Content starts
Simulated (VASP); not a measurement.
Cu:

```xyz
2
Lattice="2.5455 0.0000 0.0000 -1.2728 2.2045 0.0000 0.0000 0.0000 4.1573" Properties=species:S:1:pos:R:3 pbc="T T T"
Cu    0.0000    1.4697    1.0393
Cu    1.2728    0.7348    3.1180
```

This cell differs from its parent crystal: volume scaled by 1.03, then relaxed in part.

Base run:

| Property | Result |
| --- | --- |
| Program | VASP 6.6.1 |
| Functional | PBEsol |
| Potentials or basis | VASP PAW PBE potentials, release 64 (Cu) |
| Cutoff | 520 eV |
Content ends

» **ACTION ITEM**:
Please set down all the data word for word.

» **EXERCISE SOLUTION**:
Simulated (VASP); not a measurement.
Cu:

```xyz
2
Lattice="2.5455 0.0000 0.0000 -1.2728 2.2045 0.0000 0.0000 0.0000 4.1573" Properties=species:S:1:pos:R:3 pbc="T T T"
Cu    0.0000    1.4697    1.0393
Cu    1.2728    0.7348    3.1180
```

This cell differs from its parent crystal: volume scaled by 1.03, then relaxed in part.

Base run:

| Property | Result |
| --- | --- |
| Program | VASP 6.6.1 |
| Functional | PBEsol |
| Potentials or basis | VASP PAW PBE potentials, release 64 (Cu) |
| Cutoff | 520 eV |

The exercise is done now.